▸ **WORK ORDER**
Which lines run from the line with "D. level PBEsol;" through the line with "B (2.9 GPa)." in the entries below? Print them exactly, both ends included, and nothing more.

BEGIN

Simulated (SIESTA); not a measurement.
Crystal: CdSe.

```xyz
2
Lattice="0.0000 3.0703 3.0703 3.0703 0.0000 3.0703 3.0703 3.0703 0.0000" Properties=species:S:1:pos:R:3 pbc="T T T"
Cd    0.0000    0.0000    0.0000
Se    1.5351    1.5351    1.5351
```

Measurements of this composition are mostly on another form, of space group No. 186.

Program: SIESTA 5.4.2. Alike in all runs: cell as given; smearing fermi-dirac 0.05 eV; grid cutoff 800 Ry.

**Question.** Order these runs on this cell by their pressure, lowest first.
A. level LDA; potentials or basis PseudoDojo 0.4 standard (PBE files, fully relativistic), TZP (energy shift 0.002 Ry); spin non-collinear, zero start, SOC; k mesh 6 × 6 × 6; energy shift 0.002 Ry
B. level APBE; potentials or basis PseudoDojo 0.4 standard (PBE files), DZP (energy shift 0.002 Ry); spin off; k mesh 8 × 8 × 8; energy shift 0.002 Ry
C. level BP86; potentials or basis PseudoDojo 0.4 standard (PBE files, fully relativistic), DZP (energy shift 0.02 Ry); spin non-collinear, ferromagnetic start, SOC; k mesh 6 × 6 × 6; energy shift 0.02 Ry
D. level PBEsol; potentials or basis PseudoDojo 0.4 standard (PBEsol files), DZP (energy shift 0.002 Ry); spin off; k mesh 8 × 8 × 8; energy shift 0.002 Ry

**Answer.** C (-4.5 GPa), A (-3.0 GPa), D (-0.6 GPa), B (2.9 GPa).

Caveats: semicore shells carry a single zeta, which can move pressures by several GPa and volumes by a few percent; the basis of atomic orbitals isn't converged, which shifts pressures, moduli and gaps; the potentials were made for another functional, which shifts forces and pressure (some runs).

END

▸ **YOUR RESPONSE**
D. level PBEsol; potentials or basis PseudoDojo 0.4 standard (PBEsol files), DZP (energy shift 0.002 Ry); spin off; k mesh 8 × 8 × 8; energy shift 0.002 Ry

**Answer.** C (-4.5 GPa), A (-3.0 GPa), D (-0.6 GPa), B (2.9 GPa).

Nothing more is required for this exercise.